** REQUIREMENT **
Your answer should reproduce the full set of records exactly as given.

** EXTRACTED DATA **
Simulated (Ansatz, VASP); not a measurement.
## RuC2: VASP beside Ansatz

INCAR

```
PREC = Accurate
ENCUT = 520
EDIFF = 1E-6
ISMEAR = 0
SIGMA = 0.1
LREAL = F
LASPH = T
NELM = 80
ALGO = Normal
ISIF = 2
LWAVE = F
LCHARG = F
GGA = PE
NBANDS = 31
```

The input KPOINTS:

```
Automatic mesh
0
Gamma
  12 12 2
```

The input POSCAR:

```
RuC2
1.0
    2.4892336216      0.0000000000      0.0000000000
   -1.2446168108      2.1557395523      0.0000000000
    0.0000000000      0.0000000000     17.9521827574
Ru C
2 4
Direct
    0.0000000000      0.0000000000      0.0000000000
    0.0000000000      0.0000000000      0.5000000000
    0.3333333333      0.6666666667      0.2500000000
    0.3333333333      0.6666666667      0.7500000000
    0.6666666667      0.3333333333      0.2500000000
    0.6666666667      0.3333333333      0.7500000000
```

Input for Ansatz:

** TASK SOLUTION **
Simulated (Ansatz, VASP); not a measurement.
## RuC2: VASP beside Ansatz

INCAR

```
PREC = Accurate
ENCUT = 520
EDIFF = 1E-6
ISMEAR = 0
SIGMA = 0.1
LREAL = F
LASPH = T
NELM = 80
ALGO = Normal
ISIF = 2
LWAVE = F
LCHARG = F
GGA = PE
NBANDS = 31
```

The input KPOINTS:

```
Automatic mesh
0
Gamma
  12 12 2
```

The input POSCAR:

```
RuC2
1.0
    2.4892336216      0.0000000000      0.0000000000
   -1.2446168108      2.1557395523      0.0000000000
    0.0000000000      0.0000000000     17.9521827574
Ru C
2 4
Direct
    0.0000000000      0.0000000000      0.0000000000
    0.0000000000      0.0000000000      0.5000000000
    0.3333333333      0.6666666667      0.2500000000
    0.3333333333      0.6666666667      0.7500000000
    0.6666666667      0.3333333333      0.2500000000
    0.6666666667      0.3333333333      0.7500000000
```

Input for Ansatz:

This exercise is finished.